- WORK TASK: Go to the line containing "# One molecule, several mistakes: AlBH5Si" in the records below and print it and every following line exactly, on through the line containing "Calculated results; nothing", then stop.

- RECORDED DATA:
________________

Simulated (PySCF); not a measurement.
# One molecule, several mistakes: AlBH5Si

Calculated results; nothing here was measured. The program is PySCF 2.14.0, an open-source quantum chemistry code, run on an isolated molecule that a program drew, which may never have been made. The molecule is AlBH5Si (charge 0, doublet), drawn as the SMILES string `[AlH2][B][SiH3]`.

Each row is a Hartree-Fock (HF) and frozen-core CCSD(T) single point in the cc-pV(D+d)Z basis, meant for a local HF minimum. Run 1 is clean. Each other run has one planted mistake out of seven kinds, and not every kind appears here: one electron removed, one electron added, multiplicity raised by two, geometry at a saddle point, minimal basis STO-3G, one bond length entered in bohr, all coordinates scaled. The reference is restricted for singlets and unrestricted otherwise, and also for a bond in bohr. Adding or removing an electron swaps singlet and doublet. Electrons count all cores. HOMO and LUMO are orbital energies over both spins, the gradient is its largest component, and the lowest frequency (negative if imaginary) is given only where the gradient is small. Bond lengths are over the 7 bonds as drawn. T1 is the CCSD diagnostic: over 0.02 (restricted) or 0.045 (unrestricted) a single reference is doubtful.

________________

- RESPONSE AREA:
# One molecule, several mistakes: AlBH5Si

Calculated results; nothing here was measured. The program is PySCF 2.14.0, an open-source quantum chemistry code, run on an isolated molecule that a program drew, which may never have been made. The molecule is AlBH5Si (charge 0, doublet), drawn as the SMILES string `[AlH2][B][SiH3]`.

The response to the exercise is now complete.